******************************
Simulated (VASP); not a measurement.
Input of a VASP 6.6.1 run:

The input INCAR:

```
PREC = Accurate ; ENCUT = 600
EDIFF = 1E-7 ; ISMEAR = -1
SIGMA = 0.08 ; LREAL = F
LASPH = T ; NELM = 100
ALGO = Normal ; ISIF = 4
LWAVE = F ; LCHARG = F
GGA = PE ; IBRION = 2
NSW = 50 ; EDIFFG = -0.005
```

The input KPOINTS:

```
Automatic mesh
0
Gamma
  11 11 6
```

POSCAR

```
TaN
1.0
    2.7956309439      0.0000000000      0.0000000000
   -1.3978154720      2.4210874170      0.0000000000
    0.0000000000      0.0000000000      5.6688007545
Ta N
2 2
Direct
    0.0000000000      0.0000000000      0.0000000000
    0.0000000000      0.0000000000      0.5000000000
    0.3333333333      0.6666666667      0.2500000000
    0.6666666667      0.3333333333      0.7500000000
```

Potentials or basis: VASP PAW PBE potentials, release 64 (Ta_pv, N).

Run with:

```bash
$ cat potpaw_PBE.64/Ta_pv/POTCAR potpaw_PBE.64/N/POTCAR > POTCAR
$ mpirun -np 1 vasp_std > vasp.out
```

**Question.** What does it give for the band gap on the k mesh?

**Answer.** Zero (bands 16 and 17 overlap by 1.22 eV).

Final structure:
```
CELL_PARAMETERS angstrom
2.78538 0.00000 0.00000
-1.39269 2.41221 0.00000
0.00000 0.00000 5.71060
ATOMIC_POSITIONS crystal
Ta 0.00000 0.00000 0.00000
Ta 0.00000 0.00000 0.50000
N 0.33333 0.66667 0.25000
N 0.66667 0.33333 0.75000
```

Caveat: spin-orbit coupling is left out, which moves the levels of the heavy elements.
******************************

* BRIEF *
Write out a verbatim copy of the data, beginning with its first line and ending with the line that contains "the k mesh?".

* ANSWER AREA *
Simulated (VASP); not a measurement.
Input of a VASP 6.6.1 run:

The input INCAR:

```
PREC = Accurate ; ENCUT = 600
EDIFF = 1E-7 ; ISMEAR = -1
SIGMA = 0.08 ; LREAL = F
LASPH = T ; NELM = 100
ALGO = Normal ; ISIF = 4
LWAVE = F ; LCHARG = F
GGA = PE ; IBRION = 2
NSW = 50 ; EDIFFG = -0.005
```

The input KPOINTS:

```
Automatic mesh
0
Gamma
  11 11 6
```

POSCAR

```
TaN
1.0
    2.7956309439      0.0000000000      0.0000000000
   -1.3978154720      2.4210874170      0.0000000000
    0.0000000000      0.0000000000      5.6688007545
Ta N
2 2
Direct
    0.0000000000      0.0000000000      0.0000000000
    0.0000000000      0.0000000000      0.5000000000
    0.3333333333      0.6666666667      0.2500000000
    0.6666666667      0.3333333333      0.7500000000
```

Potentials or basis: VASP PAW PBE potentials, release 64 (Ta_pv, N).

Run with:

```bash
$ cat potpaw_PBE.64/Ta_pv/POTCAR potpaw_PBE.64/N/POTCAR > POTCAR
$ mpirun -np 1 vasp_std > vasp.out
```

**Question.** What does it give for the band gap on the k mesh?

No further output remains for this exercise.